Work task ▸ For the listing below, print exactly the lines from the line with "Numerical settings: plane-wave" to the line with "Worked out: γ", both included, and nothing beyond them.

Data records ▸
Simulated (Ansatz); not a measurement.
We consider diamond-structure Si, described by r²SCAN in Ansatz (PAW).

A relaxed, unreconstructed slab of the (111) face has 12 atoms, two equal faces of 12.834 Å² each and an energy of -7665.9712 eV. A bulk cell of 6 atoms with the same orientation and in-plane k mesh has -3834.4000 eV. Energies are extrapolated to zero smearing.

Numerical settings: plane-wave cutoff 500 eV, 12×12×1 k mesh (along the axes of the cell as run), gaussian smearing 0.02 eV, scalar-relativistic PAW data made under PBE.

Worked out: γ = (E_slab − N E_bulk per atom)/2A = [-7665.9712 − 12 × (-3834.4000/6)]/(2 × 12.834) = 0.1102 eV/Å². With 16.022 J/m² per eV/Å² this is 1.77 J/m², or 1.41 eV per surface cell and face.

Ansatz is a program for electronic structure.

Response area ▸
Numerical settings: plane-wave cutoff 500 eV, 12×12×1 k mesh (along the axes of the cell as run), gaussian smearing 0.02 eV, scalar-relativistic PAW data made under PBE.

Worked out: γ = (E_slab − N E_bulk per atom)/2A = [-7665.9712 − 12 × (-3834.4000/6)]/(2 × 12.834) = 0.1102 eV/Å². With 16.022 J/m² per eV/Å² this is 1.77 J/m², or 1.41 eV per surface cell and face.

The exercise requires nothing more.